## TASK ITEM
The line with "All numbers come", the line with "Answer: Between pressure", and all lines between them in the material below: return these exactly, and no others.

## SUPPLIED ENTRIES

━━━━

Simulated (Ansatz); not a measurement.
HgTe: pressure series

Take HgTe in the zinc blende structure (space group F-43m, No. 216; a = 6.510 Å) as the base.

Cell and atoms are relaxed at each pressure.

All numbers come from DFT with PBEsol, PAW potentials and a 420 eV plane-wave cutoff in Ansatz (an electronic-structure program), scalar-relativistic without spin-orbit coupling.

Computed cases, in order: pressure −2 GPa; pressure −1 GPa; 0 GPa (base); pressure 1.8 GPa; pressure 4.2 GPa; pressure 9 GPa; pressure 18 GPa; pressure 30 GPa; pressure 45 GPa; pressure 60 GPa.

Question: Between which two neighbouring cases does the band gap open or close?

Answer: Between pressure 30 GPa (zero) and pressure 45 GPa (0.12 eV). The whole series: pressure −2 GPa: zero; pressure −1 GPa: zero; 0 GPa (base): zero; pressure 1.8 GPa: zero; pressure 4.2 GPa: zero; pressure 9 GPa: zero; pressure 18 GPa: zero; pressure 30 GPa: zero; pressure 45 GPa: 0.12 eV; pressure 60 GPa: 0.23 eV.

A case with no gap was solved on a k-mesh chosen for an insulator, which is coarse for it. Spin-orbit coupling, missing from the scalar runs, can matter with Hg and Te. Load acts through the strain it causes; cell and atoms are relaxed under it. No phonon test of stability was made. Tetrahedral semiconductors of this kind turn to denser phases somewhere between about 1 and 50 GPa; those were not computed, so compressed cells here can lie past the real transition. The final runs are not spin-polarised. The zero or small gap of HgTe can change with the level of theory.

━━━━

## EXERCISE SOLUTION
All numbers come from DFT with PBEsol, PAW potentials and a 420 eV plane-wave cutoff in Ansatz (an electronic-structure program), scalar-relativistic without spin-orbit coupling.

Computed cases, in order: pressure −2 GPa; pressure −1 GPa; 0 GPa (base); pressure 1.8 GPa; pressure 4.2 GPa; pressure 9 GPa; pressure 18 GPa; pressure 30 GPa; pressure 45 GPa; pressure 60 GPa.

Question: Between which two neighbouring cases does the band gap open or close?

Answer: Between pressure 30 GPa (zero) and pressure 45 GPa (0.12 eV). The whole series: pressure −2 GPa: zero; pressure −1 GPa: zero; 0 GPa (base): zero; pressure 1.8 GPa: zero; pressure 4.2 GPa: zero; pressure 9 GPa: zero; pressure 18 GPa: zero; pressure 30 GPa: zero; pressure 45 GPa: 0.12 eV; pressure 60 GPa: 0.23 eV.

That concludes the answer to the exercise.